▶ [Assignment]
Working from the entries below, give again each line from the first through the one containing "the first run**", exactly and with nothing else.

(Beginning of Entries supplied)

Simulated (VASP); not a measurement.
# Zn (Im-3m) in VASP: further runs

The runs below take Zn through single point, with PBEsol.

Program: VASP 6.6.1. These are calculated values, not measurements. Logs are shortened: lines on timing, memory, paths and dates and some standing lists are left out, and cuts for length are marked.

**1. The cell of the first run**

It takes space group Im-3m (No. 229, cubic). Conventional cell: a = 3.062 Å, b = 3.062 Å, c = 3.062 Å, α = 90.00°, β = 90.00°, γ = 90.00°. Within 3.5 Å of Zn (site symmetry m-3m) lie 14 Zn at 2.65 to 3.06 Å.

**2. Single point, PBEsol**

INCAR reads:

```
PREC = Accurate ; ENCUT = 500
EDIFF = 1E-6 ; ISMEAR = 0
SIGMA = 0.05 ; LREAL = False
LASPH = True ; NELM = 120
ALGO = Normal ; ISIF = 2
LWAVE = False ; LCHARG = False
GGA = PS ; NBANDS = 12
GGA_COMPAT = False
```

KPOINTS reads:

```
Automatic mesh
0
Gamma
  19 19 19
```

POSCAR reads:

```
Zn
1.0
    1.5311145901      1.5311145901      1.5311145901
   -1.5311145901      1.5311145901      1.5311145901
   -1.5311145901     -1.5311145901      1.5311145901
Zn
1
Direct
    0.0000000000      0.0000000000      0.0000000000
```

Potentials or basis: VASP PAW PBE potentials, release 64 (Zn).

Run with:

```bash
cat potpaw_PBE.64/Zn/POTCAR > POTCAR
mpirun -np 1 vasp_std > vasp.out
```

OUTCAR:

(End of Entries supplied)

▶ [Response]
Simulated (VASP); not a measurement.
# Zn (Im-3m) in VASP: further runs

The runs below take Zn through single point, with PBEsol.

Program: VASP 6.6.1. These are calculated values, not measurements. Logs are shortened: lines on timing, memory, paths and dates and some standing lists are left out, and cuts for length are marked.

**1. The cell of the first run**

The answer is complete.